• **ASSIGNED TASK**:
Transcribe the records word for word, beginning with the first line and ending with the line that contains "Limits of the"; include nothing else.

• **ENTRIES SUPPLIED**:
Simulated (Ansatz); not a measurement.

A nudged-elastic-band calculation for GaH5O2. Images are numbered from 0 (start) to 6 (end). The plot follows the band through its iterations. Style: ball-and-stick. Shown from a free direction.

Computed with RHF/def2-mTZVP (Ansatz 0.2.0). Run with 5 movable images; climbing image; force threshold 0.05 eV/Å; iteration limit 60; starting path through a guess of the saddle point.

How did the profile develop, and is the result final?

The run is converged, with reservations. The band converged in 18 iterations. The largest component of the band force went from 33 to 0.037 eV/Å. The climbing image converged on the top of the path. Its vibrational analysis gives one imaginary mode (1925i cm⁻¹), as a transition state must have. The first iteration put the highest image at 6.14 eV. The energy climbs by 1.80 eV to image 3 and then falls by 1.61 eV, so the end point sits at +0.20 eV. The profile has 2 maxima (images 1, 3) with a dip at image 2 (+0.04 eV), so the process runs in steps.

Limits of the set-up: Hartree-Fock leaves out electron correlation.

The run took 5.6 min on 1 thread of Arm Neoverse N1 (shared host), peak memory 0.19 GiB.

• **TASK RESULT**:
Simulated (Ansatz); not a measurement.

A nudged-elastic-band calculation for GaH5O2. Images are numbered from 0 (start) to 6 (end). The plot follows the band through its iterations. Style: ball-and-stick. Shown from a free direction.

Computed with RHF/def2-mTZVP (Ansatz 0.2.0). Run with 5 movable images; climbing image; force threshold 0.05 eV/Å; iteration limit 60; starting path through a guess of the saddle point.

How did the profile develop, and is the result final?

The run is converged, with reservations. The band converged in 18 iterations. The largest component of the band force went from 33 to 0.037 eV/Å. The climbing image converged on the top of the path. Its vibrational analysis gives one imaginary mode (1925i cm⁻¹), as a transition state must have. The first iteration put the highest image at 6.14 eV. The energy climbs by 1.80 eV to image 3 and then falls by 1.61 eV, so the end point sits at +0.20 eV. The profile has 2 maxima (images 1, 3) with a dip at image 2 (+0.04 eV), so the process runs in steps.

Limits of the set-up: Hartree-Fock leaves out electron correlation.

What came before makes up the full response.